Raw data ->
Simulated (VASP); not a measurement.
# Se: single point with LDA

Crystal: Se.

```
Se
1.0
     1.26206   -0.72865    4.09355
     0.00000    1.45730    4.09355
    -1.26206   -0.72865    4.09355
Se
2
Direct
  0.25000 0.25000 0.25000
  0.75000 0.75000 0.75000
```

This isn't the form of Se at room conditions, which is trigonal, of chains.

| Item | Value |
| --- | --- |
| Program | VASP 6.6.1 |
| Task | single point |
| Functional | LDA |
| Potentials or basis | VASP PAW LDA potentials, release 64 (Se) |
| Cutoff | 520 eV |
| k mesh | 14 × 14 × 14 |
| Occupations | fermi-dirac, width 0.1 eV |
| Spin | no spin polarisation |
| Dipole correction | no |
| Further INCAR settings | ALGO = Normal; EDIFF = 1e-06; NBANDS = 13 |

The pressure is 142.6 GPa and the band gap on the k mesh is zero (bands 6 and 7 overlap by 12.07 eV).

Assignment ->
An exact copy of every entry is the expected result.

Worked solution ->
Simulated (VASP); not a measurement.
# Se: single point with LDA

Crystal: Se.

```
Se
1.0
     1.26206   -0.72865    4.09355
     0.00000    1.45730    4.09355
    -1.26206   -0.72865    4.09355
Se
2
Direct
  0.25000 0.25000 0.25000
  0.75000 0.75000 0.75000
```

This isn't the form of Se at room conditions, which is trigonal, of chains.

| Item | Value |
| --- | --- |
| Program | VASP 6.6.1 |
| Task | single point |
| Functional | LDA |
| Potentials or basis | VASP PAW LDA potentials, release 64 (Se) |
| Cutoff | 520 eV |
| k mesh | 14 × 14 × 14 |
| Occupations | fermi-dirac, width 0.1 eV |
| Spin | no spin polarisation |
| Dipole correction | no |
| Further INCAR settings | ALGO = Normal; EDIFF = 1e-06; NBANDS = 13 |

The pressure is 142.6 GPa and the band gap on the k mesh is zero (bands 6 and 7 overlap by 12.07 eV).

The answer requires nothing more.